## BRIEF:
Find the line with "Question: What does" in the records below. Copy it and every line after it, up to and including the line with "Spin–orbit coupling is".

DATA EXTRACT below:

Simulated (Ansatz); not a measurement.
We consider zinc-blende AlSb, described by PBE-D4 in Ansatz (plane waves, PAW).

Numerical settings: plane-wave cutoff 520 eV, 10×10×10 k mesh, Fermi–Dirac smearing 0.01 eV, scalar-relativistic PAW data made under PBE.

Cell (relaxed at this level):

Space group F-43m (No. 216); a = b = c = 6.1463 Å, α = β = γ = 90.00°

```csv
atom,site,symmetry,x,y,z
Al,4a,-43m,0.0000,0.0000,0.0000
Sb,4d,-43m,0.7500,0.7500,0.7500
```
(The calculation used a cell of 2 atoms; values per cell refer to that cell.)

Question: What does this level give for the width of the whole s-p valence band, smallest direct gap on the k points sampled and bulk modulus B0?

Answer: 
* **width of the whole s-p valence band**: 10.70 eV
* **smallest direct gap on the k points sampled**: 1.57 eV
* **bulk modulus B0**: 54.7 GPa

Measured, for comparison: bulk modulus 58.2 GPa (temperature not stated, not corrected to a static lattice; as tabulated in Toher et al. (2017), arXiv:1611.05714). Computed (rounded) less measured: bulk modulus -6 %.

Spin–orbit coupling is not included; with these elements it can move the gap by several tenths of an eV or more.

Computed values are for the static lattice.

End of DATA EXTRACT.

## EXERCISE OUTPUT:
Question: What does this level give for the width of the whole s-p valence band, smallest direct gap on the k points sampled and bulk modulus B0?

Answer: 
* **width of the whole s-p valence band**: 10.70 eV
* **smallest direct gap on the k points sampled**: 1.57 eV
* **bulk modulus B0**: 54.7 GPa

Measured, for comparison: bulk modulus 58.2 GPa (temperature not stated, not corrected to a static lattice; as tabulated in Toher et al. (2017), arXiv:1611.05714). Computed (rounded) less measured: bulk modulus -6 %.

Spin–orbit coupling is not included; with these elements it can move the gap by several tenths of an eV or more.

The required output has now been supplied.